> **GIVEN INFORMATION**
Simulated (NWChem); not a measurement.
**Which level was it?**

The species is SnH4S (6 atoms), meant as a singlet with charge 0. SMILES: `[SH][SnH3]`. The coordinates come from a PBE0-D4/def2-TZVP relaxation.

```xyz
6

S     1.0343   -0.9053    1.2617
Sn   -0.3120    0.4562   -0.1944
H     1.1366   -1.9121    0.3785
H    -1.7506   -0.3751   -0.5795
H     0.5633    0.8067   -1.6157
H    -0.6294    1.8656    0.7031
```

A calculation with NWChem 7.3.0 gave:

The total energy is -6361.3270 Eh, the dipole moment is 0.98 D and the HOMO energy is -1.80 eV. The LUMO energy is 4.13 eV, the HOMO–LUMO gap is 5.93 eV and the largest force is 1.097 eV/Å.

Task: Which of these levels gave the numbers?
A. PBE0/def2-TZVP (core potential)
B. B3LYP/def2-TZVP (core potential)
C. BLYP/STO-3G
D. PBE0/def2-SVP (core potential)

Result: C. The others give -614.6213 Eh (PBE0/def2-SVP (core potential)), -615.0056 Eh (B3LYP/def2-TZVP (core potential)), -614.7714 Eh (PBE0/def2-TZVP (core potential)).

> **WORK REQUEST**
Reproduce the records above exactly, from the first line to the line that holds "D. PBE0/def2-SVP (core potential)", inclusive, and omit everything after it.

> **RESPONSE AREA**
Simulated (NWChem); not a measurement.
**Which level was it?**

The species is SnH4S (6 atoms), meant as a singlet with charge 0. SMILES: `[SH][SnH3]`. The coordinates come from a PBE0-D4/def2-TZVP relaxation.

```xyz
6

S     1.0343   -0.9053    1.2617
Sn   -0.3120    0.4562   -0.1944
H     1.1366   -1.9121    0.3785
H    -1.7506   -0.3751   -0.5795
H     0.5633    0.8067   -1.6157
H    -0.6294    1.8656    0.7031
```

A calculation with NWChem 7.3.0 gave:

The total energy is -6361.3270 Eh, the dipole moment is 0.98 D and the HOMO energy is -1.80 eV. The LUMO energy is 4.13 eV, the HOMO–LUMO gap is 5.93 eV and the largest force is 1.097 eV/Å.

Task: Which of these levels gave the numbers?
A. PBE0/def2-TZVP (core potential)
B. B3LYP/def2-TZVP (core potential)
C. BLYP/STO-3G
D. PBE0/def2-SVP (core potential)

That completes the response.